**REQUIRED ACTION**: Reproduce every entry exactly as shown.

**SUPPLIED RECORDS**:
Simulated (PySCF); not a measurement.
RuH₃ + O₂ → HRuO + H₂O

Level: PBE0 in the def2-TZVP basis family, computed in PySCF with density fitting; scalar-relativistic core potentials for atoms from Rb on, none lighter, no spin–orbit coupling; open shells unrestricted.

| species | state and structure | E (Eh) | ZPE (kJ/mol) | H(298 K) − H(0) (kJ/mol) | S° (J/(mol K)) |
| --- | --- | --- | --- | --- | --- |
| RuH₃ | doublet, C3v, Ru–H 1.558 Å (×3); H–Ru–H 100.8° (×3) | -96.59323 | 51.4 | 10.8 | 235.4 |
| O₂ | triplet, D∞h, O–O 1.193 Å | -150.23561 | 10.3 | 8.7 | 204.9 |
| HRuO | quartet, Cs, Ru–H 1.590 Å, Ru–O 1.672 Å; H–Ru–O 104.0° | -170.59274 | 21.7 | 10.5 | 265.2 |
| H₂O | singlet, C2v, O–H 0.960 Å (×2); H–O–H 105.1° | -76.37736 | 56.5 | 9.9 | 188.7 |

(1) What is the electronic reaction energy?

**ANSWER SPACE**:
Simulated (PySCF); not a measurement.
RuH₃ + O₂ → HRuO + H₂O

Level: PBE0 in the def2-TZVP basis family, computed in PySCF with density fitting; scalar-relativistic core potentials for atoms from Rb on, none lighter, no spin–orbit coupling; open shells unrestricted.

| species | state and structure | E (Eh) | ZPE (kJ/mol) | H(298 K) − H(0) (kJ/mol) | S° (J/(mol K)) |
| --- | --- | --- | --- | --- | --- |
| RuH₃ | doublet, C3v, Ru–H 1.558 Å (×3); H–Ru–H 100.8° (×3) | -96.59323 | 51.4 | 10.8 | 235.4 |
| O₂ | triplet, D∞h, O–O 1.193 Å | -150.23561 | 10.3 | 8.7 | 204.9 |
| HRuO | quartet, Cs, Ru–H 1.590 Å, Ru–O 1.672 Å; H–Ru–O 104.0° | -170.59274 | 21.7 | 10.5 | 265.2 |
| H₂O | singlet, C2v, O–H 0.960 Å (×2); H–O–H 105.1° | -76.37736 | 56.5 | 9.9 | 188.7 |

(1) What is the electronic reaction energy?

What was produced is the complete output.